This exercise calls for an exact copy of the data below.

PROVIDED INFORMATION:
* * * *

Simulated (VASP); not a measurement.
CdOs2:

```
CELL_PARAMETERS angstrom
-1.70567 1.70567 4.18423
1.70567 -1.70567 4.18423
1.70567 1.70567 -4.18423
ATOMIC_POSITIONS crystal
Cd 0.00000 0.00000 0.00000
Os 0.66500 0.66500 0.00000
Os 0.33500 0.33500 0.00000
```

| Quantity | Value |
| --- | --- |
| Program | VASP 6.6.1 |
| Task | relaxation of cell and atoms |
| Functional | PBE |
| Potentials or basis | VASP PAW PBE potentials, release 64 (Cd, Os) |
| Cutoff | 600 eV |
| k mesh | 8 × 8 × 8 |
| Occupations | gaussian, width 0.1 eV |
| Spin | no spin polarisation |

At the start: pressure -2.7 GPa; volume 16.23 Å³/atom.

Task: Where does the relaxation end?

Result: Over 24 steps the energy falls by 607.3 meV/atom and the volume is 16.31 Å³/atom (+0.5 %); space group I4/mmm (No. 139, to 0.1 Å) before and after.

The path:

* * * *

TASK RESULT:
Simulated (VASP); not a measurement.
CdOs2:

```
CELL_PARAMETERS angstrom
-1.70567 1.70567 4.18423
1.70567 -1.70567 4.18423
1.70567 1.70567 -4.18423
ATOMIC_POSITIONS crystal
Cd 0.00000 0.00000 0.00000
Os 0.66500 0.66500 0.00000
Os 0.33500 0.33500 0.00000
```

| Quantity | Value |
| --- | --- |
| Program | VASP 6.6.1 |
| Task | relaxation of cell and atoms |
| Functional | PBE |
| Potentials or basis | VASP PAW PBE potentials, release 64 (Cd, Os) |
| Cutoff | 600 eV |
| k mesh | 8 × 8 × 8 |
| Occupations | gaussian, width 0.1 eV |
| Spin | no spin polarisation |

At the start: pressure -2.7 GPa; volume 16.23 Å³/atom.

Task: Where does the relaxation end?

Result: Over 24 steps the energy falls by 607.3 meV/atom and the volume is 16.31 Å³/atom (+0.5 %); space group I4/mmm (No. 139, to 0.1 Å) before and after.

The path:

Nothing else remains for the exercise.